Study material:
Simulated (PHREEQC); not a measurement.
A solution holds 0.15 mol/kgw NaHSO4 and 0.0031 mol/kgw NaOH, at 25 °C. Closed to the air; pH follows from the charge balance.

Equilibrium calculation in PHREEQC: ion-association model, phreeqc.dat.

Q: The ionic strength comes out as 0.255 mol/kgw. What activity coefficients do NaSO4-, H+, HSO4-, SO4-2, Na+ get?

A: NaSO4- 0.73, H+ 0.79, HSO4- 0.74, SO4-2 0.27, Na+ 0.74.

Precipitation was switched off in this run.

Work order:
Once you reach the line containing "A: NaSO4- 0.73, H+", include it and stop; until then, reproduce each line of the listing from its start exactly.

Exercise answer:
Simulated (PHREEQC); not a measurement.
A solution holds 0.15 mol/kgw NaHSO4 and 0.0031 mol/kgw NaOH, at 25 °C. Closed to the air; pH follows from the charge balance.

Equilibrium calculation in PHREEQC: ion-association model, phreeqc.dat.

Q: The ionic strength comes out as 0.255 mol/kgw. What activity coefficients do NaSO4-, H+, HSO4-, SO4-2, Na+ get?

A: NaSO4- 0.73, H+ 0.79, HSO4- 0.74, SO4-2 0.27, Na+ 0.74.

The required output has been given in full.